Work request:
All entries must be set down once more, precisely as given.

=== Section Start ===
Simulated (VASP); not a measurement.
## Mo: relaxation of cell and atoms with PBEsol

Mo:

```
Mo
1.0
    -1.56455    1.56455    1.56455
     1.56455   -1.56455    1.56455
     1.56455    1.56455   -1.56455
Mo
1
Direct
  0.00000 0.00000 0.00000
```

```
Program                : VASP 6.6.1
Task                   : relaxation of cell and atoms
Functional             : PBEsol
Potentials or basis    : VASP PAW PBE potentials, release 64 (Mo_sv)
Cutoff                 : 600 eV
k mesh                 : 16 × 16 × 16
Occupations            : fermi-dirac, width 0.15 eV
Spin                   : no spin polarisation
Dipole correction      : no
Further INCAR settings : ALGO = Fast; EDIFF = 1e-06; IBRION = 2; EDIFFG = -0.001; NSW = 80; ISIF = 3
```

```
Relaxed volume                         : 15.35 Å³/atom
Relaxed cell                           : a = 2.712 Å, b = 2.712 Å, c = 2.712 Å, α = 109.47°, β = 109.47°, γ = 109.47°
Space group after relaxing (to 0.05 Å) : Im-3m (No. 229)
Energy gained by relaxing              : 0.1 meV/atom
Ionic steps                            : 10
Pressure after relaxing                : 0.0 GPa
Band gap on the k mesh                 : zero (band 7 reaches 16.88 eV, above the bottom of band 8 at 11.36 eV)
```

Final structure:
=== Section End ===

Exercise answer:
Simulated (VASP); not a measurement.
## Mo: relaxation of cell and atoms with PBEsol

Mo:

```
Mo
1.0
    -1.56455    1.56455    1.56455
     1.56455   -1.56455    1.56455
     1.56455    1.56455   -1.56455
Mo
1
Direct
  0.00000 0.00000 0.00000
```

```
Program                : VASP 6.6.1
Task                   : relaxation of cell and atoms
Functional             : PBEsol
Potentials or basis    : VASP PAW PBE potentials, release 64 (Mo_sv)
Cutoff                 : 600 eV
k mesh                 : 16 × 16 × 16
Occupations            : fermi-dirac, width 0.15 eV
Spin                   : no spin polarisation
Dipole correction      : no
Further INCAR settings : ALGO = Fast; EDIFF = 1e-06; IBRION = 2; EDIFFG = -0.001; NSW = 80; ISIF = 3
```

```
Relaxed volume                         : 15.35 Å³/atom
Relaxed cell                           : a = 2.712 Å, b = 2.712 Å, c = 2.712 Å, α = 109.47°, β = 109.47°, γ = 109.47°
Space group after relaxing (to 0.05 Å) : Im-3m (No. 229)
Energy gained by relaxing              : 0.1 meV/atom
Ionic steps                            : 10
Pressure after relaxing                : 0.0 GPa
Band gap on the k mesh                 : zero (band 7 reaches 16.88 eV, above the bottom of band 8 at 11.36 eV)
```

Final structure:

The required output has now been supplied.